### SUPPLIED RECORDS
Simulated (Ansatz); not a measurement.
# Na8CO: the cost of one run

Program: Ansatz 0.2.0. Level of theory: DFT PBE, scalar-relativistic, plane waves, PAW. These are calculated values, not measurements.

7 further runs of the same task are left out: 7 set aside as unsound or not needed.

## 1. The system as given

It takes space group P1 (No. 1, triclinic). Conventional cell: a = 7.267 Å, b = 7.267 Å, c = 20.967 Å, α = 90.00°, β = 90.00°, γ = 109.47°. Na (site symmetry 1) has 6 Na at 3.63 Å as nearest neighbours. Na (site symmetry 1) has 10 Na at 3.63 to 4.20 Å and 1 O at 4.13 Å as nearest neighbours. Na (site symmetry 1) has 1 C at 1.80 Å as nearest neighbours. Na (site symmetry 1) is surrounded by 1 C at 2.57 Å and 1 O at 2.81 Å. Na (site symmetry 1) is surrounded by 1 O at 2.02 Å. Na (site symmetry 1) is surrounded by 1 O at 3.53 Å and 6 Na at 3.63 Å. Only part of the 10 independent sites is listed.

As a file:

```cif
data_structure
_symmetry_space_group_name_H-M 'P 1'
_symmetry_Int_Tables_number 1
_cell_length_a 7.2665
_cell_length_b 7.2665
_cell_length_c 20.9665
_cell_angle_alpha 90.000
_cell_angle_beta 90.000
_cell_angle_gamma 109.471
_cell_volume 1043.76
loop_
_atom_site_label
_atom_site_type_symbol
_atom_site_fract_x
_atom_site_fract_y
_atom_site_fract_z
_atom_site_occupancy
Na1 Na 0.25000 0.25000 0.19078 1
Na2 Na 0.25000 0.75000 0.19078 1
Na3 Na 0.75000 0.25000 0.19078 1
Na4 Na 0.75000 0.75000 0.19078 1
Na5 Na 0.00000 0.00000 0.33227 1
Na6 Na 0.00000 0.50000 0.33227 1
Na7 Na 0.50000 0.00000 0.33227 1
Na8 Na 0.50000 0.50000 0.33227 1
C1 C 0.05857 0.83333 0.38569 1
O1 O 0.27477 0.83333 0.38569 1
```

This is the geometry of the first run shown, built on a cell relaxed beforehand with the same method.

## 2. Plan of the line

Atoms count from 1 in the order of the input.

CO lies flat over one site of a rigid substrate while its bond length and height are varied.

### WORK REQUEST
Ending with the line containing "## 1. The system as given", please print exactly the lines of the material above from its first line onward, and nothing else.

### ANSWER SECTION
Simulated (Ansatz); not a measurement.
# Na8CO: the cost of one run

Program: Ansatz 0.2.0. Level of theory: DFT PBE, scalar-relativistic, plane waves, PAW. These are calculated values, not measurements.

7 further runs of the same task are left out: 7 set aside as unsound or not needed.

## 1. The system as given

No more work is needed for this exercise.